▼▼▼
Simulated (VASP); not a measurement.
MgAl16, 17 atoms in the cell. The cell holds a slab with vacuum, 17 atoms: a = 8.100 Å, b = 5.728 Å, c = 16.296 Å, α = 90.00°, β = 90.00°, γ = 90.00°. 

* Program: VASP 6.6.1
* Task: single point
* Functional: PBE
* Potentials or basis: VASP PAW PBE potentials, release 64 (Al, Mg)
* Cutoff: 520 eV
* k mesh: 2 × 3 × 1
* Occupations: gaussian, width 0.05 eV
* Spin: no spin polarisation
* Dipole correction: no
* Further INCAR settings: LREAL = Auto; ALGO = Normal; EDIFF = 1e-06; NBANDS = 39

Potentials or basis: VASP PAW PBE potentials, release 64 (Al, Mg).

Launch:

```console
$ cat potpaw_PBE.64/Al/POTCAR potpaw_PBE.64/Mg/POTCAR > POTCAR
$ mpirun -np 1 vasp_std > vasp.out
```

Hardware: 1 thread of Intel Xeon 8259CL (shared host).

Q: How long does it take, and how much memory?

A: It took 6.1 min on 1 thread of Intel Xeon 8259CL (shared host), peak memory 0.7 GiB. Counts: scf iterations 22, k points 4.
▲▲▲

Only the lines from the beginning of the material through the line with "Q: How long" should appear in the answer, each copied exactly.

■ **Task response**
Simulated (VASP); not a measurement.
MgAl16, 17 atoms in the cell. The cell holds a slab with vacuum, 17 atoms: a = 8.100 Å, b = 5.728 Å, c = 16.296 Å, α = 90.00°, β = 90.00°, γ = 90.00°. 

* Program: VASP 6.6.1
* Task: single point
* Functional: PBE
* Potentials or basis: VASP PAW PBE potentials, release 64 (Al, Mg)
* Cutoff: 520 eV
* k mesh: 2 × 3 × 1
* Occupations: gaussian, width 0.05 eV
* Spin: no spin polarisation
* Dipole correction: no
* Further INCAR settings: LREAL = Auto; ALGO = Normal; EDIFF = 1e-06; NBANDS = 39

Potentials or basis: VASP PAW PBE potentials, release 64 (Al, Mg).

Launch:

```console
$ cat potpaw_PBE.64/Al/POTCAR potpaw_PBE.64/Mg/POTCAR > POTCAR
$ mpirun -np 1 vasp_std > vasp.out
```

Hardware: 1 thread of Intel Xeon 8259CL (shared host).

Q: How long does it take, and how much memory?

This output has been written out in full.